◇ ◇ ◇ ◇

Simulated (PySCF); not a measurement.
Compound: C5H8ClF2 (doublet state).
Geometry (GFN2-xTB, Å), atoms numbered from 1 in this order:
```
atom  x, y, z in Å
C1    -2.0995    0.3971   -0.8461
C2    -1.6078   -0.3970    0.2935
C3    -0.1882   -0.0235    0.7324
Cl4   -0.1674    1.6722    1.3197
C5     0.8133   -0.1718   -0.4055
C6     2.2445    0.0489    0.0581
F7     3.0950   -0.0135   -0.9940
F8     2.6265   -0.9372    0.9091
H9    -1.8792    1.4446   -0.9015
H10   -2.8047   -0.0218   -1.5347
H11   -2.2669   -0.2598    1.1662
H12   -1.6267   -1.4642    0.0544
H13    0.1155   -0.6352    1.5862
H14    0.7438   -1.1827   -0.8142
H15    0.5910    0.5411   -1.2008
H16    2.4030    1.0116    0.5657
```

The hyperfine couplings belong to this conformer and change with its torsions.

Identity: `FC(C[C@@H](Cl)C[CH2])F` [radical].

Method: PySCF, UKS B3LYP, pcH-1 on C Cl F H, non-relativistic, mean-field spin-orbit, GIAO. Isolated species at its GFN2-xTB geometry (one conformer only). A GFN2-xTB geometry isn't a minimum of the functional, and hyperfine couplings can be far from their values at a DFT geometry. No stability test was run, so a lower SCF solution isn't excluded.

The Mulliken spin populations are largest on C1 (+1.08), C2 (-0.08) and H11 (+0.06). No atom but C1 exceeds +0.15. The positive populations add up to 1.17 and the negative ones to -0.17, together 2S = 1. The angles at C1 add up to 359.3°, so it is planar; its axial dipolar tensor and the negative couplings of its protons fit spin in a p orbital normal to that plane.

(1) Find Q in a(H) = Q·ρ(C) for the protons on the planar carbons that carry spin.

◇ ◇ ◇ ◇

Write out the records exactly, starting at the first line and stopping after the line that contains "The hyperfine couplings".

Simulated (PySCF); not a measurement.
Compound: C5H8ClF2 (doublet state).
Geometry (GFN2-xTB, Å), atoms numbered from 1 in this order:
```
atom  x, y, z in Å
C1    -2.0995    0.3971   -0.8461
C2    -1.6078   -0.3970    0.2935
C3    -0.1882   -0.0235    0.7324
Cl4   -0.1674    1.6722    1.3197
C5     0.8133   -0.1718   -0.4055
C6     2.2445    0.0489    0.0581
F7     3.0950   -0.0135   -0.9940
F8     2.6265   -0.9372    0.9091
H9    -1.8792    1.4446   -0.9015
H10   -2.8047   -0.0218   -1.5347
H11   -2.2669   -0.2598    1.1662
H12   -1.6267   -1.4642    0.0544
H13    0.1155   -0.6352    1.5862
H14    0.7438   -1.1827   -0.8142
H15    0.5910    0.5411   -1.2008
H16    2.4030    1.0116    0.5657
```

The hyperfine couplings belong to this conformer and change with its torsions.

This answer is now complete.